● Action item:
The reply to the records below should contain exactly the lines from the line with "at 2.486 Å." through the line with "of 67.4 bohr³.", and nothing besides.

● Input data:
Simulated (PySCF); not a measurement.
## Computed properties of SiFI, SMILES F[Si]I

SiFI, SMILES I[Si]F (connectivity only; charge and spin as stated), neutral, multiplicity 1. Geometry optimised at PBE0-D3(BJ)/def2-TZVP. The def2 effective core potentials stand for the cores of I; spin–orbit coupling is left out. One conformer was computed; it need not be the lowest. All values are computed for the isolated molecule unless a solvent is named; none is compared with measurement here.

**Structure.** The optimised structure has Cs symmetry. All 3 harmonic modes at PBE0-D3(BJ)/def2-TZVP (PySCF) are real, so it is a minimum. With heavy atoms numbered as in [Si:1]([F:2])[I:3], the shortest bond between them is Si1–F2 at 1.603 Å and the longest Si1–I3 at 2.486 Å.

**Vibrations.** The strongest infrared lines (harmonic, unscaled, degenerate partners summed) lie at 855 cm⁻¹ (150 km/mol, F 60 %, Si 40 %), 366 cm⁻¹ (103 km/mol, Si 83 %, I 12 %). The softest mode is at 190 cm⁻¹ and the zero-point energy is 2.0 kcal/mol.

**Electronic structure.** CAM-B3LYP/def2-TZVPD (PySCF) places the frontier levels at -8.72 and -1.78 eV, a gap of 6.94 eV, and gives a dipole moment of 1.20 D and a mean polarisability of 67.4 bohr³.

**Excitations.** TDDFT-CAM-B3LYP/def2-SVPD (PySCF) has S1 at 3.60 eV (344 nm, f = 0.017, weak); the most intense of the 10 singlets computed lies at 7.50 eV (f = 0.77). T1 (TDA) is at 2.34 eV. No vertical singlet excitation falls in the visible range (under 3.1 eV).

● Your solution:
**Structure.** The optimised structure has Cs symmetry. All 3 harmonic modes at PBE0-D3(BJ)/def2-TZVP (PySCF) are real, so it is a minimum. With heavy atoms numbered as in [Si:1]([F:2])[I:3], the shortest bond between them is Si1–F2 at 1.603 Å and the longest Si1–I3 at 2.486 Å.

**Vibrations.** The strongest infrared lines (harmonic, unscaled, degenerate partners summed) lie at 855 cm⁻¹ (150 km/mol, F 60 %, Si 40 %), 366 cm⁻¹ (103 km/mol, Si 83 %, I 12 %). The softest mode is at 190 cm⁻¹ and the zero-point energy is 2.0 kcal/mol.

**Electronic structure.** CAM-B3LYP/def2-TZVPD (PySCF) places the frontier levels at -8.72 and -1.78 eV, a gap of 6.94 eV, and gives a dipole moment of 1.20 D and a mean polarisability of 67.4 bohr³.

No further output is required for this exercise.